-- WORK ITEM --
Starting with the line that contains "mesh | 8 × 8 × 8 |" and stopping after the line that contains "-0.01 | 65.05 |", copy the entries below exactly. Include nothing else.

-- DATA RECORDS --
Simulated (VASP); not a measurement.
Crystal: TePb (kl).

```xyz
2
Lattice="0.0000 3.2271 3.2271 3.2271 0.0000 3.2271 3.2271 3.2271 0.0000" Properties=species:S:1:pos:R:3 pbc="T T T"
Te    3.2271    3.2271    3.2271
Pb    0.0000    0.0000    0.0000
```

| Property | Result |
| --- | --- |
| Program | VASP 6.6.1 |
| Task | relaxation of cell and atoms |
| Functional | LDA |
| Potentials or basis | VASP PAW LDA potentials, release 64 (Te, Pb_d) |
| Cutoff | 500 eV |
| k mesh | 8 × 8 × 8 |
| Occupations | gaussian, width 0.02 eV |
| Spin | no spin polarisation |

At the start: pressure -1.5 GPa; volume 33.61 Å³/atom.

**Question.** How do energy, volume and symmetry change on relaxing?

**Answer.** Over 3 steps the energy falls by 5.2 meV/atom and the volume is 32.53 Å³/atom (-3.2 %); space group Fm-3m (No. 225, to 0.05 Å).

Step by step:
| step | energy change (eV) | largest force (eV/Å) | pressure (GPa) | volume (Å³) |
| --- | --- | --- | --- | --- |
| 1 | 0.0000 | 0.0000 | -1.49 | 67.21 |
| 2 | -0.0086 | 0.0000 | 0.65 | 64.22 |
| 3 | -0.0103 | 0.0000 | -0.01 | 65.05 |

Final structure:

-- EXERCISE SOLUTION --
| k mesh | 8 × 8 × 8 |
| Occupations | gaussian, width 0.02 eV |
| Spin | no spin polarisation |

At the start: pressure -1.5 GPa; volume 33.61 Å³/atom.

**Question.** How do energy, volume and symmetry change on relaxing?

**Answer.** Over 3 steps the energy falls by 5.2 meV/atom and the volume is 32.53 Å³/atom (-3.2 %); space group Fm-3m (No. 225, to 0.05 Å).

Step by step:
| step | energy change (eV) | largest force (eV/Å) | pressure (GPa) | volume (Å³) |
| --- | --- | --- | --- | --- |
| 1 | 0.0000 | 0.0000 | -1.49 | 67.21 |
| 2 | -0.0086 | 0.0000 | 0.65 | 64.22 |
| 3 | -0.0103 | 0.0000 | -0.01 | 65.05 |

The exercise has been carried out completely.